§ REQUIREMENT
The entries below are to be duplicated exactly, with nothing left out.

====================

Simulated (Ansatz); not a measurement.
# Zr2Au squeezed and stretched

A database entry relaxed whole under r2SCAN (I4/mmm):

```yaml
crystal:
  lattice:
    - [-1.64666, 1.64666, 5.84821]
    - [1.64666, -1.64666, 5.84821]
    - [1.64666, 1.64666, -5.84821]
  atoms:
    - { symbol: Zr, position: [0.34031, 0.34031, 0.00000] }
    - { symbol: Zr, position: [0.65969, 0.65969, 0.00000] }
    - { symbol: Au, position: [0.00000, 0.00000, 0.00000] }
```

====================

§ WRITTEN RESPONSE
Simulated (Ansatz); not a measurement.
# Zr2Au squeezed and stretched

A database entry relaxed whole under r2SCAN (I4/mmm):

```yaml
crystal:
  lattice:
    - [-1.64666, 1.64666, 5.84821]
    - [1.64666, -1.64666, 5.84821]
    - [1.64666, 1.64666, -5.84821]
  atoms:
    - { symbol: Zr, position: [0.34031, 0.34031, 0.00000] }
    - { symbol: Zr, position: [0.65969, 0.65969, 0.00000] }
    - { symbol: Au, position: [0.00000, 0.00000, 0.00000] }
```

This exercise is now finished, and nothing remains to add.